_Work item:_ Lines from the top of the entries down to the line with "spheres: Pd 9.53" must be set down exactly as they stand, with both ends retained.

_Dataset:_
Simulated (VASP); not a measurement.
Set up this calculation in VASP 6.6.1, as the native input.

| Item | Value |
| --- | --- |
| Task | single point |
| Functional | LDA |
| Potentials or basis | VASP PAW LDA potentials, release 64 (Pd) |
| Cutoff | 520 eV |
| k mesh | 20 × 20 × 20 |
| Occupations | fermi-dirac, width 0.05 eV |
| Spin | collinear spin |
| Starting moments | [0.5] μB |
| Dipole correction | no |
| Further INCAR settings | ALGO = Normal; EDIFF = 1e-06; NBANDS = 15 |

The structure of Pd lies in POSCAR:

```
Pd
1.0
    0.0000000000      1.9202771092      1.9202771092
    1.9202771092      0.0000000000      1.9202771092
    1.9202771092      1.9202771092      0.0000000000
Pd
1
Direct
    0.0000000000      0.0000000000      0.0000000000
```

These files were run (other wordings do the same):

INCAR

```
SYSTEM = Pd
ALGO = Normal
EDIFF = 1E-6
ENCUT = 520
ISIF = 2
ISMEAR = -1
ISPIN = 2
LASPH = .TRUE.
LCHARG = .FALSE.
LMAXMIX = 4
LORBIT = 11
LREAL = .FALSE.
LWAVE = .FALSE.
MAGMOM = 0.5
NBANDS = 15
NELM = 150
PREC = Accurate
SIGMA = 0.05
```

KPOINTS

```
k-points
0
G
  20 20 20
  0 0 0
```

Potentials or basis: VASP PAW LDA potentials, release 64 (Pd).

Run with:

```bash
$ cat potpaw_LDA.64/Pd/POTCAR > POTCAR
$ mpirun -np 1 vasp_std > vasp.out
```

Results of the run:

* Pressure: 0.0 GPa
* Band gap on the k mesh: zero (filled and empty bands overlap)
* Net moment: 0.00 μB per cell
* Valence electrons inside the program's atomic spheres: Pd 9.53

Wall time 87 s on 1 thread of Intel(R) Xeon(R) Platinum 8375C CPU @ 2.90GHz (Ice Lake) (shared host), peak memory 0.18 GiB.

_Answer space:_
Simulated (VASP); not a measurement.
Set up this calculation in VASP 6.6.1, as the native input.

| Item | Value |
| --- | --- |
| Task | single point |
| Functional | LDA |
| Potentials or basis | VASP PAW LDA potentials, release 64 (Pd) |
| Cutoff | 520 eV |
| k mesh | 20 × 20 × 20 |
| Occupations | fermi-dirac, width 0.05 eV |
| Spin | collinear spin |
| Starting moments | [0.5] μB |
| Dipole correction | no |
| Further INCAR settings | ALGO = Normal; EDIFF = 1e-06; NBANDS = 15 |

The structure of Pd lies in POSCAR:

```
Pd
1.0
    0.0000000000      1.9202771092      1.9202771092
    1.9202771092      0.0000000000      1.9202771092
    1.9202771092      1.9202771092      0.0000000000
Pd
1
Direct
    0.0000000000      0.0000000000      0.0000000000
```

These files were run (other wordings do the same):

INCAR

```
SYSTEM = Pd
ALGO = Normal
EDIFF = 1E-6
ENCUT = 520
ISIF = 2
ISMEAR = -1
ISPIN = 2
LASPH = .TRUE.
LCHARG = .FALSE.
LMAXMIX = 4
LORBIT = 11
LREAL = .FALSE.
LWAVE = .FALSE.
MAGMOM = 0.5
NBANDS = 15
NELM = 150
PREC = Accurate
SIGMA = 0.05
```

KPOINTS

```
k-points
0
G
  20 20 20
  0 0 0
```

Potentials or basis: VASP PAW LDA potentials, release 64 (Pd).

Run with:

```bash
$ cat potpaw_LDA.64/Pd/POTCAR > POTCAR
$ mpirun -np 1 vasp_std > vasp.out
```

Results of the run:

* Pressure: 0.0 GPa
* Band gap on the k mesh: zero (filled and empty bands overlap)
* Net moment: 0.00 μB per cell
* Valence electrons inside the program's atomic spheres: Pd 9.53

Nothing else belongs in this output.